## Work item
Using the listing below, set down each line from the line containing "The closed-shell ground" through the line containing "to which row?", both ends included, exactly and with nothing added.

## Provided material
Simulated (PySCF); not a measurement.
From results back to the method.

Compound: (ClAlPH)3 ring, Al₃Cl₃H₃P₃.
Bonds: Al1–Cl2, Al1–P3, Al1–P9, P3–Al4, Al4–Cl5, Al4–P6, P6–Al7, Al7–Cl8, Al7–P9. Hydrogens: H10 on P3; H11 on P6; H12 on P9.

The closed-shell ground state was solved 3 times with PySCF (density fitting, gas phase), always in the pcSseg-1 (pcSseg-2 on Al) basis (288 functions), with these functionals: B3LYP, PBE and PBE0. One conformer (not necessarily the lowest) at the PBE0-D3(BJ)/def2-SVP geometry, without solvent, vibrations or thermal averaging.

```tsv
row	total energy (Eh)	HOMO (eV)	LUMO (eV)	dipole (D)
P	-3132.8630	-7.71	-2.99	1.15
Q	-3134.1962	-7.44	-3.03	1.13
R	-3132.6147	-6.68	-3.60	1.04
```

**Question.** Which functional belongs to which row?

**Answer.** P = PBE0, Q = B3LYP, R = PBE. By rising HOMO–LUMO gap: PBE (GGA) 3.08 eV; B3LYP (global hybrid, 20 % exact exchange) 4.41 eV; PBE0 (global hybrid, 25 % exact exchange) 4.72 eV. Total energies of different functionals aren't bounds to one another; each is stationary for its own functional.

## Exercise solution
The closed-shell ground state was solved 3 times with PySCF (density fitting, gas phase), always in the pcSseg-1 (pcSseg-2 on Al) basis (288 functions), with these functionals: B3LYP, PBE and PBE0. One conformer (not necessarily the lowest) at the PBE0-D3(BJ)/def2-SVP geometry, without solvent, vibrations or thermal averaging.

```tsv
row	total energy (Eh)	HOMO (eV)	LUMO (eV)	dipole (D)
P	-3132.8630	-7.71	-2.99	1.15
Q	-3134.1962	-7.44	-3.03	1.13
R	-3132.6147	-6.68	-3.60	1.04
```

**Question.** Which functional belongs to which row?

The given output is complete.